◆ **MATERIAL SHOWN**
==================================================

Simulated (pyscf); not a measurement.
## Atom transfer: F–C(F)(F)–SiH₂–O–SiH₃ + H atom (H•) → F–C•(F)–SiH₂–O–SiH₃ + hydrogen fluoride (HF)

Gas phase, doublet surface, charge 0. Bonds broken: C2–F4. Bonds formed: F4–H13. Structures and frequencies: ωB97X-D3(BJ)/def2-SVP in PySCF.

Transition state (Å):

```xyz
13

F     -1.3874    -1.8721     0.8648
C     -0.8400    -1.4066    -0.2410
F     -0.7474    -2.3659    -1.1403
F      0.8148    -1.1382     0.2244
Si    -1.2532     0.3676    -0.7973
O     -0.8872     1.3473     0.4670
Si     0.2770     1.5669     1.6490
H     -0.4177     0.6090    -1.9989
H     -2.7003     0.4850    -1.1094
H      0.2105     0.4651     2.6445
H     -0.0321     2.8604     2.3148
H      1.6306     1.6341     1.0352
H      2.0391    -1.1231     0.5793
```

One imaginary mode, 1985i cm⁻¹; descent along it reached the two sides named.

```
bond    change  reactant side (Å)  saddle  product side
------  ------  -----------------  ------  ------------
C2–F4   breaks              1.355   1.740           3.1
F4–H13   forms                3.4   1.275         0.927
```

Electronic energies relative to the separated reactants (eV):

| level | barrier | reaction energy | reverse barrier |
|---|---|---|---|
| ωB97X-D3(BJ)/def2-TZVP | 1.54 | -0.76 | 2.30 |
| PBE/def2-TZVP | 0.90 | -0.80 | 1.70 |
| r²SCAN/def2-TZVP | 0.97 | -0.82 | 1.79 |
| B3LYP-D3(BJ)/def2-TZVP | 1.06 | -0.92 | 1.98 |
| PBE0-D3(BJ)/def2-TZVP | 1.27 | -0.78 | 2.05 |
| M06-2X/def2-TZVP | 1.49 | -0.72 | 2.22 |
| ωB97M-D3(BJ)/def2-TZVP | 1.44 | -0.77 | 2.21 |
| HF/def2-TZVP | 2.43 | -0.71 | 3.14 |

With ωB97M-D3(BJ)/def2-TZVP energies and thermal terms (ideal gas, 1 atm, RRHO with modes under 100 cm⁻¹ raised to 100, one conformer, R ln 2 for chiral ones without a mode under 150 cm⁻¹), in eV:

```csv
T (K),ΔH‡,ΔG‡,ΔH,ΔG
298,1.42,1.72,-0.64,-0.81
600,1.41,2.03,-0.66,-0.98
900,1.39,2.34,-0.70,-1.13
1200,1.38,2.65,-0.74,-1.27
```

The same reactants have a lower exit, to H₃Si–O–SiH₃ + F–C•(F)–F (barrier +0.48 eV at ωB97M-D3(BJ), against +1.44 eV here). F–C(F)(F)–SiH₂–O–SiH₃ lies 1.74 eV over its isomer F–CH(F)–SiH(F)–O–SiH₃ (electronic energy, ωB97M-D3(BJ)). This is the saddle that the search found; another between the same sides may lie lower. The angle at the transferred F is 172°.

==================================================

◆ **TASK ITEM**
Retype the entries exactly from the first line, stopping after the line with "## Atom transfer: F–C(F)(F)–SiH₂–O–SiH₃".

◆ **WORKED SOLUTION**
Simulated (pyscf); not a measurement.
## Atom transfer: F–C(F)(F)–SiH₂–O–SiH₃ + H atom (H•) → F–C•(F)–SiH₂–O–SiH₃ + hydrogen fluoride (HF)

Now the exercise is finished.